*EXERCISE:*
Using the records below, repeat exactly the lines from the one holding "Hardware: 1 thread" through the one holding "Task: How long", both ends included, and no others.

*DATA FOR REVIEW:*
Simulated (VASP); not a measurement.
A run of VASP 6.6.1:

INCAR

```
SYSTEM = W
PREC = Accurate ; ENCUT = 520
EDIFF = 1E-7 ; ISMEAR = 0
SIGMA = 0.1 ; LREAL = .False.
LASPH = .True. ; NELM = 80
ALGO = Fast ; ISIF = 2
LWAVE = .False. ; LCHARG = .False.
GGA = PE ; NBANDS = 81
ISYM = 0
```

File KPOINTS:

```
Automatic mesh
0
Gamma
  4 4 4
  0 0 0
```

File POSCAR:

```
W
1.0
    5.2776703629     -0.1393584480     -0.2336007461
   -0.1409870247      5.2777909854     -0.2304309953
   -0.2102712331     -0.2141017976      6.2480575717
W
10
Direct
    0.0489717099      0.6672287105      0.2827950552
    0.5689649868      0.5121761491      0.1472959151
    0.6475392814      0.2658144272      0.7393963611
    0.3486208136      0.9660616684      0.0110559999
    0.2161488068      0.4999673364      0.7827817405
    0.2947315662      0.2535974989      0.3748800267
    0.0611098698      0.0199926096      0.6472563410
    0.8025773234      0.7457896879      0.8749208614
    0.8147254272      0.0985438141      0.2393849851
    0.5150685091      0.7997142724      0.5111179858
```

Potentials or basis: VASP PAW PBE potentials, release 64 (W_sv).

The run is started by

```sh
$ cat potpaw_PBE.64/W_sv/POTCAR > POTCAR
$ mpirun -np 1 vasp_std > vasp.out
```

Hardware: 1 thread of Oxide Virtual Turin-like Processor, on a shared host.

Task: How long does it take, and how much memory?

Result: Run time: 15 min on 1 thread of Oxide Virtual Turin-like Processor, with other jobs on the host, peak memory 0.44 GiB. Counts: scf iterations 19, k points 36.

*TASK SOLUTION:*
Hardware: 1 thread of Oxide Virtual Turin-like Processor, on a shared host.

Task: How long does it take, and how much memory?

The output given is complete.